Every single entry should be printed exactly.

━━ DATASET ENTRIES ━━

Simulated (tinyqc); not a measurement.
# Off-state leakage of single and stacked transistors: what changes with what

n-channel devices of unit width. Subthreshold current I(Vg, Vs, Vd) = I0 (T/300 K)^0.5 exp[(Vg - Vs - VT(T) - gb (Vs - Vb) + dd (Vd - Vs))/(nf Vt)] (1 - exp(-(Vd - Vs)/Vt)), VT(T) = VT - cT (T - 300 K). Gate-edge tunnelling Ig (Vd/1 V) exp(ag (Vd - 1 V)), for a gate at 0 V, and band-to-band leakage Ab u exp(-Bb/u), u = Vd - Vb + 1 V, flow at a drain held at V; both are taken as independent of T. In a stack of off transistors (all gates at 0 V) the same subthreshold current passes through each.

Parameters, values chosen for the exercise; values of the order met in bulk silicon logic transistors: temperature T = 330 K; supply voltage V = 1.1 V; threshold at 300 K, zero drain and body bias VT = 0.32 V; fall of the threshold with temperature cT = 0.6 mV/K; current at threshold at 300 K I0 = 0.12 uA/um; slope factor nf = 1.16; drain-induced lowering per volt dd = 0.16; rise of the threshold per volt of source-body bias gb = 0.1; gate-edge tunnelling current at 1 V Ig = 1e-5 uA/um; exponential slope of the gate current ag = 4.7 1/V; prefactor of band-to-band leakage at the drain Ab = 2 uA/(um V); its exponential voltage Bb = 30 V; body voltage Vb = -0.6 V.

━━━

§ **RESPONSE**:
Simulated (tinyqc); not a measurement.
# Off-state leakage of single and stacked transistors: what changes with what

n-channel devices of unit width. Subthreshold current I(Vg, Vs, Vd) = I0 (T/300 K)^0.5 exp[(Vg - Vs - VT(T) - gb (Vs - Vb) + dd (Vd - Vs))/(nf Vt)] (1 - exp(-(Vd - Vs)/Vt)), VT(T) = VT - cT (T - 300 K). Gate-edge tunnelling Ig (Vd/1 V) exp(ag (Vd - 1 V)), for a gate at 0 V, and band-to-band leakage Ab u exp(-Bb/u), u = Vd - Vb + 1 V, flow at a drain held at V; both are taken as independent of T. In a stack of off transistors (all gates at 0 V) the same subthreshold current passes through each.

Parameters, values chosen for the exercise; values of the order met in bulk silicon logic transistors: temperature T = 330 K; supply voltage V = 1.1 V; threshold at 300 K, zero drain and body bias VT = 0.32 V; fall of the threshold with temperature cT = 0.6 mV/K; current at threshold at 300 K I0 = 0.12 uA/um; slope factor nf = 1.16; drain-induced lowering per volt dd = 0.16; rise of the threshold per volt of source-body bias gb = 0.1; gate-edge tunnelling current at 1 V Ig = 1e-5 uA/um; exponential slope of the gate current ag = 4.7 1/V; prefactor of band-to-band leakage at the drain Ab = 2 uA/(um V); its exponential voltage Bb = 30 V; body voltage Vb = -0.6 V.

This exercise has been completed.